▶ Task item
Lines from the first one down to the one containing "### 2. Bond critical points" in the data below are the only ones needed; please return them exactly, both ends included.

▶ Data records
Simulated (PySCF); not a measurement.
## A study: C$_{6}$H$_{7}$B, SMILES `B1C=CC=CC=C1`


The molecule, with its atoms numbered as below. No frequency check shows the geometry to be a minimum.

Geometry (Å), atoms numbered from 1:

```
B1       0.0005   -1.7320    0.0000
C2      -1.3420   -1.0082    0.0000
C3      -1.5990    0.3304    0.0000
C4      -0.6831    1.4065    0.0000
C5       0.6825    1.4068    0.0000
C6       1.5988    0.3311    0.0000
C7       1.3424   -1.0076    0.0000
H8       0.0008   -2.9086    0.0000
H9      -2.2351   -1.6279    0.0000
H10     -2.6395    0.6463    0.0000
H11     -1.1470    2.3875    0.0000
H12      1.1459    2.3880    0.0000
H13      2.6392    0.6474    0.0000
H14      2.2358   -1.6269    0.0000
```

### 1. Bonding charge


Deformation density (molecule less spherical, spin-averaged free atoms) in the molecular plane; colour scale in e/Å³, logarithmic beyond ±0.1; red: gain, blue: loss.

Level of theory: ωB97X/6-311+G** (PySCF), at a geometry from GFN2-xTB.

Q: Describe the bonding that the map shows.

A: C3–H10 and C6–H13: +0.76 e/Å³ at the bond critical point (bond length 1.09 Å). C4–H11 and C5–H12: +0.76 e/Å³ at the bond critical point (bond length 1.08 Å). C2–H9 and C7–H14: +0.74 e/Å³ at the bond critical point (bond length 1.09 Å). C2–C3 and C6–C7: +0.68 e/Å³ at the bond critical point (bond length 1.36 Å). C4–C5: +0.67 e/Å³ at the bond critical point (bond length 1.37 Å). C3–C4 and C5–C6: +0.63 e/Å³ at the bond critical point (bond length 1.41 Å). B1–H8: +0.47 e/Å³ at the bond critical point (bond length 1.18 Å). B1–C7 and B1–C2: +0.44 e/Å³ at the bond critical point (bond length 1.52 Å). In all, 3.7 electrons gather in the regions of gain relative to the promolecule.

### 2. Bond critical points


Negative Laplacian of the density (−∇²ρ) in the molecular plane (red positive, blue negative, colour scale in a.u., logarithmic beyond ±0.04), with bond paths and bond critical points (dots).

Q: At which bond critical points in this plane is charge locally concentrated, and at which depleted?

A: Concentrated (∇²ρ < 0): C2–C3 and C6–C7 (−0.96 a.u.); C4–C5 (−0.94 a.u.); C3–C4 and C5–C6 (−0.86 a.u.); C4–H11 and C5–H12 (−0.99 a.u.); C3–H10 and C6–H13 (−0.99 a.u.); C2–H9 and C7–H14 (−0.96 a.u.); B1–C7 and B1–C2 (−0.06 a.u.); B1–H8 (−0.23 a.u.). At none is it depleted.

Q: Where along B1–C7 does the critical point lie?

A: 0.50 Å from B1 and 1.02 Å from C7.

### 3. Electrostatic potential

▶ Task solution
Simulated (PySCF); not a measurement.
## A study: C$_{6}$H$_{7}$B, SMILES `B1C=CC=CC=C1`


The molecule, with its atoms numbered as below. No frequency check shows the geometry to be a minimum.

Geometry (Å), atoms numbered from 1:

```
B1       0.0005   -1.7320    0.0000
C2      -1.3420   -1.0082    0.0000
C3      -1.5990    0.3304    0.0000
C4      -0.6831    1.4065    0.0000
C5       0.6825    1.4068    0.0000
C6       1.5988    0.3311    0.0000
C7       1.3424   -1.0076    0.0000
H8       0.0008   -2.9086    0.0000
H9      -2.2351   -1.6279    0.0000
H10     -2.6395    0.6463    0.0000
H11     -1.1470    2.3875    0.0000
H12      1.1459    2.3880    0.0000
H13      2.6392    0.6474    0.0000
H14      2.2358   -1.6269    0.0000
```

### 1. Bonding charge


Deformation density (molecule less spherical, spin-averaged free atoms) in the molecular plane; colour scale in e/Å³, logarithmic beyond ±0.1; red: gain, blue: loss.

Level of theory: ωB97X/6-311+G** (PySCF), at a geometry from GFN2-xTB.

Q: Describe the bonding that the map shows.

A: C3–H10 and C6–H13: +0.76 e/Å³ at the bond critical point (bond length 1.09 Å). C4–H11 and C5–H12: +0.76 e/Å³ at the bond critical point (bond length 1.08 Å). C2–H9 and C7–H14: +0.74 e/Å³ at the bond critical point (bond length 1.09 Å). C2–C3 and C6–C7: +0.68 e/Å³ at the bond critical point (bond length 1.36 Å). C4–C5: +0.67 e/Å³ at the bond critical point (bond length 1.37 Å). C3–C4 and C5–C6: +0.63 e/Å³ at the bond critical point (bond length 1.41 Å). B1–H8: +0.47 e/Å³ at the bond critical point (bond length 1.18 Å). B1–C7 and B1–C2: +0.44 e/Å³ at the bond critical point (bond length 1.52 Å). In all, 3.7 electrons gather in the regions of gain relative to the promolecule.

### 2. Bond critical points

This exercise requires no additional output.